┌────────

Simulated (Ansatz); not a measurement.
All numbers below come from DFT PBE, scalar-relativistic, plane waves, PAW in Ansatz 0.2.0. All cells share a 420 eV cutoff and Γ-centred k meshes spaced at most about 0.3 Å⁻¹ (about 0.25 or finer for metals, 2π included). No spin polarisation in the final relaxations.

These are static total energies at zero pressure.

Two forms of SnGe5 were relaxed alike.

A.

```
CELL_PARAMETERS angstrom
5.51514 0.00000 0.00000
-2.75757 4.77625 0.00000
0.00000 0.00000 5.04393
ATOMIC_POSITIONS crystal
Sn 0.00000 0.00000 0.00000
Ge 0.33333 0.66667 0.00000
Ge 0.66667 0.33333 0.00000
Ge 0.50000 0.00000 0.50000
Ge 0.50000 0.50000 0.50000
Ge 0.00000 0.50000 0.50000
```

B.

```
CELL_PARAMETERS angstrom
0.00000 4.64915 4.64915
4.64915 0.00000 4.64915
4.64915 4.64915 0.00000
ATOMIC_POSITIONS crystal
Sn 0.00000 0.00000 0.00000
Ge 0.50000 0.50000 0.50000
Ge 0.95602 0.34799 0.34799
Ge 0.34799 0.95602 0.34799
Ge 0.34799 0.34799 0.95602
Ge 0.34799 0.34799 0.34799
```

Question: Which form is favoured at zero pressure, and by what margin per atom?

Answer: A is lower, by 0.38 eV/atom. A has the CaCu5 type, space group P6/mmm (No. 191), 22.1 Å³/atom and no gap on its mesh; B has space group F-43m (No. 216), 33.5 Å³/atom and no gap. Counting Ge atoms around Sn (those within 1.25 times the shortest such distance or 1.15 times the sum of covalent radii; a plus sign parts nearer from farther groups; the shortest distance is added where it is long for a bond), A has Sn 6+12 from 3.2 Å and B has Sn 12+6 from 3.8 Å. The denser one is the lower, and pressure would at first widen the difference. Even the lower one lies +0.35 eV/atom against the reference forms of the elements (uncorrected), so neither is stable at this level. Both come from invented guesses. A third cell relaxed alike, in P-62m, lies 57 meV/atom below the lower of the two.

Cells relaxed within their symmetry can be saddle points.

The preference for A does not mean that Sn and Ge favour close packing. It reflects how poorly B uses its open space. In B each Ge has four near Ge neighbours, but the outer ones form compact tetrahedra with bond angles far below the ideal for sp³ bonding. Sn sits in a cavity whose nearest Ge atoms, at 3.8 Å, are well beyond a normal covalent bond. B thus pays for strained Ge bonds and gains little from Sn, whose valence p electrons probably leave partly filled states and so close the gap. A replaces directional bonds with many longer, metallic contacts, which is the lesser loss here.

└────────

WORK INSTRUCTION
What you give back should be only the lines of the records above, starting at the line with "All numbers below" and ending at the line with "Question: Which form", restated word for word.

PROBLEM SOLUTION
All numbers below come from DFT PBE, scalar-relativistic, plane waves, PAW in Ansatz 0.2.0. All cells share a 420 eV cutoff and Γ-centred k meshes spaced at most about 0.3 Å⁻¹ (about 0.25 or finer for metals, 2π included). No spin polarisation in the final relaxations.

These are static total energies at zero pressure.

Two forms of SnGe5 were relaxed alike.

A.

```
CELL_PARAMETERS angstrom
5.51514 0.00000 0.00000
-2.75757 4.77625 0.00000
0.00000 0.00000 5.04393
ATOMIC_POSITIONS crystal
Sn 0.00000 0.00000 0.00000
Ge 0.33333 0.66667 0.00000
Ge 0.66667 0.33333 0.00000
Ge 0.50000 0.00000 0.50000
Ge 0.50000 0.50000 0.50000
Ge 0.00000 0.50000 0.50000
```

B.

```
CELL_PARAMETERS angstrom
0.00000 4.64915 4.64915
4.64915 0.00000 4.64915
4.64915 4.64915 0.00000
ATOMIC_POSITIONS crystal
Sn 0.00000 0.00000 0.00000
Ge 0.50000 0.50000 0.50000
Ge 0.95602 0.34799 0.34799
Ge 0.34799 0.95602 0.34799
Ge 0.34799 0.34799 0.95602
Ge 0.34799 0.34799 0.34799
```

Question: Which form is favoured at zero pressure, and by what margin per atom?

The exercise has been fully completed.